WORK REQUEST:
Write out again the entries from the first line to the line that includes "Internal rotation in", keeping both of those lines.

-------
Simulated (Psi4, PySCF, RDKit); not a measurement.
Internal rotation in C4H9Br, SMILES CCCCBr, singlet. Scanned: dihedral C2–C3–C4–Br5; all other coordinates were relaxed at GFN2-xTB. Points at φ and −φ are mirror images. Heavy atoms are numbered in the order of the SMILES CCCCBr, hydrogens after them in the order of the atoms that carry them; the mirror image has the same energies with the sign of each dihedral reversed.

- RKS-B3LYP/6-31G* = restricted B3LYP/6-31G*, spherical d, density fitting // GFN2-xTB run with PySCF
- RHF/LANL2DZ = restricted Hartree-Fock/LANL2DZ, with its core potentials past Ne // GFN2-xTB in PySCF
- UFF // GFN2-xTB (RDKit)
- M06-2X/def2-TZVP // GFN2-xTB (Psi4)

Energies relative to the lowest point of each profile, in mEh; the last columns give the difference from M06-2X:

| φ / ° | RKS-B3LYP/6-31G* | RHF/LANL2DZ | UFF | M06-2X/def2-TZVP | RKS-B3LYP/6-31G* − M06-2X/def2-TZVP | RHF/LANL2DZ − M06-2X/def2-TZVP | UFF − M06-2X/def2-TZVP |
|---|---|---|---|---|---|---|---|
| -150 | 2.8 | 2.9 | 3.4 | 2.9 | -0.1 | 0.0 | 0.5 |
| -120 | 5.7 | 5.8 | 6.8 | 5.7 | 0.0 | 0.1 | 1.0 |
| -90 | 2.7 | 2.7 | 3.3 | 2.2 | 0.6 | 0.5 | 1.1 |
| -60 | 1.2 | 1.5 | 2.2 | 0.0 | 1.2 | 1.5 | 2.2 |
-------

RESULT:
Simulated (Psi4, PySCF, RDKit); not a measurement.
Internal rotation in C4H9Br, SMILES CCCCBr, singlet. Scanned: dihedral C2–C3–C4–Br5; all other coordinates were relaxed at GFN2-xTB. Points at φ and −φ are mirror images. Heavy atoms are numbered in the order of the SMILES CCCCBr, hydrogens after them in the order of the atoms that carry them; the mirror image has the same energies with the sign of each dihedral reversed.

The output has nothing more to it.